• Work instruction
Using the data beneath this instruction, retype only the lines from the one that contains "Computed at PBE0/pcSseg-1" down to the one that contains "0.646 | 6.28 |", both included, exactly as they appear.

**********
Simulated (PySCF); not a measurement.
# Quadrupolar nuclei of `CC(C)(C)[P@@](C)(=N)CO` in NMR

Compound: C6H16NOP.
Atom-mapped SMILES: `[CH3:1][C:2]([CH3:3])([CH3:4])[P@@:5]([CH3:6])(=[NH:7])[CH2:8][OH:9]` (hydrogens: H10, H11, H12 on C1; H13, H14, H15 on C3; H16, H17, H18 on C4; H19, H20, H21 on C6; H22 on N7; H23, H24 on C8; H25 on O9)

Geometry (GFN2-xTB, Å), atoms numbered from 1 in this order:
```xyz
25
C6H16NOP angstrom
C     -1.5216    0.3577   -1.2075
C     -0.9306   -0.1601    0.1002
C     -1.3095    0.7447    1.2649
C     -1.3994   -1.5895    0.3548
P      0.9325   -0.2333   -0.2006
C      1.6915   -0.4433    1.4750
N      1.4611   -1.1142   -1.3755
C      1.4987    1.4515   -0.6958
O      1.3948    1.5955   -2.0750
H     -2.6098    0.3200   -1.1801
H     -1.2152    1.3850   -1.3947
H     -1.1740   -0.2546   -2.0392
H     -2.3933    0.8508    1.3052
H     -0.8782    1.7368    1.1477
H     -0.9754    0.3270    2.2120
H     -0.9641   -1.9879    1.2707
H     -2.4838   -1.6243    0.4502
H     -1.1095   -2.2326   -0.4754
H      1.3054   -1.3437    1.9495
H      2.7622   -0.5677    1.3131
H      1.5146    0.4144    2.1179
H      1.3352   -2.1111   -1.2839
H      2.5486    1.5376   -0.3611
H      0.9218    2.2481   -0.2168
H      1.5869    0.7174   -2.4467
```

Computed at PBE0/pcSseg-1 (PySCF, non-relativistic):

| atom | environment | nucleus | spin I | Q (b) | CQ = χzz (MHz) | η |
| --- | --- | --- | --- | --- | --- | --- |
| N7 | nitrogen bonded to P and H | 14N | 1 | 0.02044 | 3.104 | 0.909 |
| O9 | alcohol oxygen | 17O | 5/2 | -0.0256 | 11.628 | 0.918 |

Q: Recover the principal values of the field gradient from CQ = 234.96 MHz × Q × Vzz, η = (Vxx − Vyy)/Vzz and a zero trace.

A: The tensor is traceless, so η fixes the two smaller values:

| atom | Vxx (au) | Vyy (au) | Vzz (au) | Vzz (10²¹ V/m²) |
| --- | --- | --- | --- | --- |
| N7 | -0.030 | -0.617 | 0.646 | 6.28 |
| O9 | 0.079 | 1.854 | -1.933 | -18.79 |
**********

• Written response
Computed at PBE0/pcSseg-1 (PySCF, non-relativistic):

| atom | environment | nucleus | spin I | Q (b) | CQ = χzz (MHz) | η |
| --- | --- | --- | --- | --- | --- | --- |
| N7 | nitrogen bonded to P and H | 14N | 1 | 0.02044 | 3.104 | 0.909 |
| O9 | alcohol oxygen | 17O | 5/2 | -0.0256 | 11.628 | 0.918 |

Q: Recover the principal values of the field gradient from CQ = 234.96 MHz × Q × Vzz, η = (Vxx − Vyy)/Vzz and a zero trace.

A: The tensor is traceless, so η fixes the two smaller values:

| atom | Vxx (au) | Vyy (au) | Vzz (au) | Vzz (10²¹ V/m²) |
| --- | --- | --- | --- | --- |
| N7 | -0.030 | -0.617 | 0.646 | 6.28 |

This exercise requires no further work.